SUPPLIED MATERIAL ->
▼
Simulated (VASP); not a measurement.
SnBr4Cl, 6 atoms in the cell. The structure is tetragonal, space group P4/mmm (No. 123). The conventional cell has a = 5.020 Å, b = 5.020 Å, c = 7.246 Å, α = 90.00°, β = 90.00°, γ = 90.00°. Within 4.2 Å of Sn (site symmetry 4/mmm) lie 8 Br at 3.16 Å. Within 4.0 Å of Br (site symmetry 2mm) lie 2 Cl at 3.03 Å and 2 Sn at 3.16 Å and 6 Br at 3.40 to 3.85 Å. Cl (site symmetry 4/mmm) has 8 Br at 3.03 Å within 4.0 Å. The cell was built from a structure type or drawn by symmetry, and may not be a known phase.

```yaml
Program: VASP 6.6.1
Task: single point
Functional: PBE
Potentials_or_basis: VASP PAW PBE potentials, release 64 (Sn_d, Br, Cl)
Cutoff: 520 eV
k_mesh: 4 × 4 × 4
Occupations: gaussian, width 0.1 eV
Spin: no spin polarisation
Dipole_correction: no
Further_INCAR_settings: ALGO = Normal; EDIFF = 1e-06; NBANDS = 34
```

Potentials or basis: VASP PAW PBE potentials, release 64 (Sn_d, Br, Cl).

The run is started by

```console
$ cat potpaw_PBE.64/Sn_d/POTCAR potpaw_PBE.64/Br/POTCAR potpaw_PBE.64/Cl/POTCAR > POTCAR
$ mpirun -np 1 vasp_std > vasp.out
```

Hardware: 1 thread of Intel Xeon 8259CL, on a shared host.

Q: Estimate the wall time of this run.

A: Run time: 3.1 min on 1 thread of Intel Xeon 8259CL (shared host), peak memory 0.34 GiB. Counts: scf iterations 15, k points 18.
▲

ACTIVITY ->
In the listing above, find the line with "SnBr4Cl, 6 atoms" and the line with "Q: Estimate the wall time of this run."; output exactly those lines and all lines between them.

ANSWER AREA ->
SnBr4Cl, 6 atoms in the cell. The structure is tetragonal, space group P4/mmm (No. 123). The conventional cell has a = 5.020 Å, b = 5.020 Å, c = 7.246 Å, α = 90.00°, β = 90.00°, γ = 90.00°. Within 4.2 Å of Sn (site symmetry 4/mmm) lie 8 Br at 3.16 Å. Within 4.0 Å of Br (site symmetry 2mm) lie 2 Cl at 3.03 Å and 2 Sn at 3.16 Å and 6 Br at 3.40 to 3.85 Å. Cl (site symmetry 4/mmm) has 8 Br at 3.03 Å within 4.0 Å. The cell was built from a structure type or drawn by symmetry, and may not be a known phase.

```yaml
Program: VASP 6.6.1
Task: single point
Functional: PBE
Potentials_or_basis: VASP PAW PBE potentials, release 64 (Sn_d, Br, Cl)
Cutoff: 520 eV
k_mesh: 4 × 4 × 4
Occupations: gaussian, width 0.1 eV
Spin: no spin polarisation
Dipole_correction: no
Further_INCAR_settings: ALGO = Normal; EDIFF = 1e-06; NBANDS = 34
```

Potentials or basis: VASP PAW PBE potentials, release 64 (Sn_d, Br, Cl).

The run is started by

```console
$ cat potpaw_PBE.64/Sn_d/POTCAR potpaw_PBE.64/Br/POTCAR potpaw_PBE.64/Cl/POTCAR > POTCAR
$ mpirun -np 1 vasp_std > vasp.out
```

Hardware: 1 thread of Intel Xeon 8259CL, on a shared host.

Q: Estimate the wall time of this run.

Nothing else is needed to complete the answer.